**Data extract:**
________________________

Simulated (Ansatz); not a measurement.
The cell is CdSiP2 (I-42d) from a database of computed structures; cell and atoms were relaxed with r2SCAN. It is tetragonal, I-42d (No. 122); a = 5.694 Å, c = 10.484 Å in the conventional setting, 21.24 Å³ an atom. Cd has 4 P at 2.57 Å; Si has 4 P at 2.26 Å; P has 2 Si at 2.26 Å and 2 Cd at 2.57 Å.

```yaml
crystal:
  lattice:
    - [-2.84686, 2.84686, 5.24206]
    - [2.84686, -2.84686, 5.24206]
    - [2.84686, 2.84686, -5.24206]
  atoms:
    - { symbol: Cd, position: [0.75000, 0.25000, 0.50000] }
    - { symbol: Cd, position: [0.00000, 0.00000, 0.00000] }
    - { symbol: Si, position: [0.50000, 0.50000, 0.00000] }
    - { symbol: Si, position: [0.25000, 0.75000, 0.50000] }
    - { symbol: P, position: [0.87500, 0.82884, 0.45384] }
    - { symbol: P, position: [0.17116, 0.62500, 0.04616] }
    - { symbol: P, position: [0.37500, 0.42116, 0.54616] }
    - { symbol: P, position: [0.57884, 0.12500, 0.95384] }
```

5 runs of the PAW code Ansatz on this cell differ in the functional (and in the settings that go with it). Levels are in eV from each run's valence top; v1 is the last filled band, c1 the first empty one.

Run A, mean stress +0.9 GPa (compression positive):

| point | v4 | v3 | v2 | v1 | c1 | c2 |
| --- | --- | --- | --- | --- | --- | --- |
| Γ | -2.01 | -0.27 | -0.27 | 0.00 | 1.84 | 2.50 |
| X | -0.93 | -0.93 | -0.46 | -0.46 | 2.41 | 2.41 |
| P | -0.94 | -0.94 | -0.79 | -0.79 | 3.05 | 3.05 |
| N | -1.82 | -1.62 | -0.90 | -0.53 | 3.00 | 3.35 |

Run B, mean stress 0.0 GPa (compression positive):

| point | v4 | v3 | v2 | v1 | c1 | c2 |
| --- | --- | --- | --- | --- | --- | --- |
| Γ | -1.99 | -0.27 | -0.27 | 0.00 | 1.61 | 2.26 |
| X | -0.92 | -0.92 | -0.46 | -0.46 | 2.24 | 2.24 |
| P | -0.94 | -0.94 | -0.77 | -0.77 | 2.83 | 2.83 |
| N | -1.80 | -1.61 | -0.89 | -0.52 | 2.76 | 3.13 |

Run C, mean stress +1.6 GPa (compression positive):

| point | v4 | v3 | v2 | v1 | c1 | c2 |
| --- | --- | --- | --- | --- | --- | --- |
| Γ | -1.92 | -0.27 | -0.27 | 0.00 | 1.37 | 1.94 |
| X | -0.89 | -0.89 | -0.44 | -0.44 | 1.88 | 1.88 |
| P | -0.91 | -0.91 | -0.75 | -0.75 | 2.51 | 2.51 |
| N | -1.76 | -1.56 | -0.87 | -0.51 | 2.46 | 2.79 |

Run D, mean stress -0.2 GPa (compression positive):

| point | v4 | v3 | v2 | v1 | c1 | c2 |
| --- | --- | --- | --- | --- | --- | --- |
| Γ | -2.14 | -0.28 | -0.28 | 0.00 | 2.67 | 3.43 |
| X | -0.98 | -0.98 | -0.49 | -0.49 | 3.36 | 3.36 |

________________________

**Work request:**
Reproduce exactly the stretch of the material above that starts at the line with "Run B, mean" and ends at the line with "2.83 | 2.83 |", both included, and nothing else.

**Reply:**
Run B, mean stress 0.0 GPa (compression positive):

| point | v4 | v3 | v2 | v1 | c1 | c2 |
| --- | --- | --- | --- | --- | --- | --- |
| Γ | -1.99 | -0.27 | -0.27 | 0.00 | 1.61 | 2.26 |
| X | -0.92 | -0.92 | -0.46 | -0.46 | 2.24 | 2.24 |
| P | -0.94 | -0.94 | -0.77 | -0.77 | 2.83 | 2.83 |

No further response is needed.